- **Record extracts**
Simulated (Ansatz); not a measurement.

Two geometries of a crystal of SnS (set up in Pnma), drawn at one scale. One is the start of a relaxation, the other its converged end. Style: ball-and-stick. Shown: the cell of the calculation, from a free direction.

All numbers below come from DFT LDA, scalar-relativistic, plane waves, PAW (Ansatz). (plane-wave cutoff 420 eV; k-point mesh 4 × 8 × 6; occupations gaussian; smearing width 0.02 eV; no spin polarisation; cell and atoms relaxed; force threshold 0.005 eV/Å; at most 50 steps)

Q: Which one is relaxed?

- **Work instruction**
Repeat each line of the data above, exactly as it appears, from the first through the line that contains "Two geometries of".

- **Response**
Simulated (Ansatz); not a measurement.

Two geometries of a crystal of SnS (set up in Pnma), drawn at one scale. One is the start of a relaxation, the other its converged end. Style: ball-and-stick. Shown: the cell of the calculation, from a free direction.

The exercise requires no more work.